● WORK ORDER: In the records below, find the line containing "Input of a VASP" and the line containing "(2) 1.8 GPa."; please repeat exactly the lines from one to the other, both included, and nothing more.

● INFORMATION GIVEN:
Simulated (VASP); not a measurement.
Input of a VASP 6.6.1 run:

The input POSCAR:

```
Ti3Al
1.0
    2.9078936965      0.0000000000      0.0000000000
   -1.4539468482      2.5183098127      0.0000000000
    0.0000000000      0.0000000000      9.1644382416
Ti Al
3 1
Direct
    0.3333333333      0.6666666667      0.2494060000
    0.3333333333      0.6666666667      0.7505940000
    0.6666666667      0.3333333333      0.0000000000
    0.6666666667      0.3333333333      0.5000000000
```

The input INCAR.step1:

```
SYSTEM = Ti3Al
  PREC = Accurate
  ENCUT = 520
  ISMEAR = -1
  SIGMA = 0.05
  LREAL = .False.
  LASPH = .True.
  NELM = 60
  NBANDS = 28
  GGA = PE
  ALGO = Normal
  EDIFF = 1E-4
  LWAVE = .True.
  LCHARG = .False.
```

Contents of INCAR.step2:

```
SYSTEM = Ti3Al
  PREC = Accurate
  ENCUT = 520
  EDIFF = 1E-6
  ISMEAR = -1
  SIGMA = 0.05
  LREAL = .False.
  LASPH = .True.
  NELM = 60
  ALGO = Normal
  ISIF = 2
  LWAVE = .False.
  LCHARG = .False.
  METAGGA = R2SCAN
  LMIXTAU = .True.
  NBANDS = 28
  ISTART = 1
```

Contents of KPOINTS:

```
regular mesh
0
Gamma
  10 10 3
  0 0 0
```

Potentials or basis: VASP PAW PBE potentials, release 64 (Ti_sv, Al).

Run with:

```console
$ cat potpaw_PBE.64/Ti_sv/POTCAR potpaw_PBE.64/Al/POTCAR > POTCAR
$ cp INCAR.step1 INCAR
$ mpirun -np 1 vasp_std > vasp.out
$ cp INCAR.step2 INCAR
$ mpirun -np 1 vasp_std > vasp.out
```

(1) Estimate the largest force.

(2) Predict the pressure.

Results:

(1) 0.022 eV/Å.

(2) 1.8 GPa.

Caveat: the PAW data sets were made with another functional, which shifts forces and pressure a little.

● EXERCISE ANSWER:
Input of a VASP 6.6.1 run:

The input POSCAR:

```
Ti3Al
1.0
    2.9078936965      0.0000000000      0.0000000000
   -1.4539468482      2.5183098127      0.0000000000
    0.0000000000      0.0000000000      9.1644382416
Ti Al
3 1
Direct
    0.3333333333      0.6666666667      0.2494060000
    0.3333333333      0.6666666667      0.7505940000
    0.6666666667      0.3333333333      0.0000000000
    0.6666666667      0.3333333333      0.5000000000
```

The input INCAR.step1:

```
SYSTEM = Ti3Al
  PREC = Accurate
  ENCUT = 520
  ISMEAR = -1
  SIGMA = 0.05
  LREAL = .False.
  LASPH = .True.
  NELM = 60
  NBANDS = 28
  GGA = PE
  ALGO = Normal
  EDIFF = 1E-4
  LWAVE = .True.
  LCHARG = .False.
```

Contents of INCAR.step2:

```
SYSTEM = Ti3Al
  PREC = Accurate
  ENCUT = 520
  EDIFF = 1E-6
  ISMEAR = -1
  SIGMA = 0.05
  LREAL = .False.
  LASPH = .True.
  NELM = 60
  ALGO = Normal
  ISIF = 2
  LWAVE = .False.
  LCHARG = .False.
  METAGGA = R2SCAN
  LMIXTAU = .True.
  NBANDS = 28
  ISTART = 1
```

Contents of KPOINTS:

```
regular mesh
0
Gamma
  10 10 3
  0 0 0
```

Potentials or basis: VASP PAW PBE potentials, release 64 (Ti_sv, Al).

Run with:

```console
$ cat potpaw_PBE.64/Ti_sv/POTCAR potpaw_PBE.64/Al/POTCAR > POTCAR
$ cp INCAR.step1 INCAR
$ mpirun -np 1 vasp_std > vasp.out
$ cp INCAR.step2 INCAR
$ mpirun -np 1 vasp_std > vasp.out
```

(1) Estimate the largest force.

(2) Predict the pressure.

Results:

(1) 0.022 eV/Å.

(2) 1.8 GPa.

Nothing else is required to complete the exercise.